* _Assigned task_: When the line containing "- k mesh: 7 × 7 × 7" appears in the data below, begin copying there and stop only after the line containing "Problem. How do".

* _Given entries_:
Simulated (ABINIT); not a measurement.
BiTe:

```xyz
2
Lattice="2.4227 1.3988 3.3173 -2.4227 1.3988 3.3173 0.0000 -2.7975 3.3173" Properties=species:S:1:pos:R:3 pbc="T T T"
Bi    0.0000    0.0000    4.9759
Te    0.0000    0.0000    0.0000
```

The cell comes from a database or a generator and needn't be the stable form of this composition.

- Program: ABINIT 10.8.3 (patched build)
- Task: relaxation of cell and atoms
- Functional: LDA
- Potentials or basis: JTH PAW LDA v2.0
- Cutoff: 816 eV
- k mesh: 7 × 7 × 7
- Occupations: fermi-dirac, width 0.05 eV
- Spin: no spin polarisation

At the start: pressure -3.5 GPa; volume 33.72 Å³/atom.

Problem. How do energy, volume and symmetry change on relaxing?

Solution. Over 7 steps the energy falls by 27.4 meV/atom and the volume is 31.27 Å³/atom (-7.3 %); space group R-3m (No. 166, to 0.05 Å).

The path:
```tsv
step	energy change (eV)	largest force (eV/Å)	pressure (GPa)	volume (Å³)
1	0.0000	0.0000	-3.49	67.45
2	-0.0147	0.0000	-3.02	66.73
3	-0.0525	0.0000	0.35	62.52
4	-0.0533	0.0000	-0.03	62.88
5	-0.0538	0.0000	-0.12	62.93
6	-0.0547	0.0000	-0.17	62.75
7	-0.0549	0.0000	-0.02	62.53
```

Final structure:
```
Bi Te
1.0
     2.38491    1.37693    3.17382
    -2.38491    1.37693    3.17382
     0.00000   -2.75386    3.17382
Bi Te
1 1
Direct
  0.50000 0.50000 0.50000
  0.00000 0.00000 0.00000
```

* _Task answer_:
- k mesh: 7 × 7 × 7
- Occupations: fermi-dirac, width 0.05 eV
- Spin: no spin polarisation

At the start: pressure -3.5 GPa; volume 33.72 Å³/atom.

Problem. How do energy, volume and symmetry change on relaxing?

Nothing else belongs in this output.